- **Assignment**
Copy out the records that appear below, exactly as each one reads.

- **Information given**
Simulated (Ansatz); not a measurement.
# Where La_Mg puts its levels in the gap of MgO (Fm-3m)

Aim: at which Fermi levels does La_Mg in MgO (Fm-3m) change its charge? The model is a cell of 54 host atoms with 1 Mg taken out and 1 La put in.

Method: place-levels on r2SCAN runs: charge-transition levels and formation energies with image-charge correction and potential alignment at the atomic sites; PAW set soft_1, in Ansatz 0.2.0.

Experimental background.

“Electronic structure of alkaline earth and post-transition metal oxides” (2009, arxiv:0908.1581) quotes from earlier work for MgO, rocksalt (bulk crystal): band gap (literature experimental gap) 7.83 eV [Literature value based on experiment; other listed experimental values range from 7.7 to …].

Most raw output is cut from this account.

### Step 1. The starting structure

- **Task response**
Simulated (Ansatz); not a measurement.
# Where La_Mg puts its levels in the gap of MgO (Fm-3m)

Aim: at which Fermi levels does La_Mg in MgO (Fm-3m) change its charge? The model is a cell of 54 host atoms with 1 Mg taken out and 1 La put in.

Method: place-levels on r2SCAN runs: charge-transition levels and formation energies with image-charge correction and potential alignment at the atomic sites; PAW set soft_1, in Ansatz 0.2.0.

Experimental background.

“Electronic structure of alkaline earth and post-transition metal oxides” (2009, arxiv:0908.1581) quotes from earlier work for MgO, rocksalt (bulk crystal): band gap (literature experimental gap) 7.83 eV [Literature value based on experiment; other listed experimental values range from 7.7 to …].

Most raw output is cut from this account.

### Step 1. The starting structure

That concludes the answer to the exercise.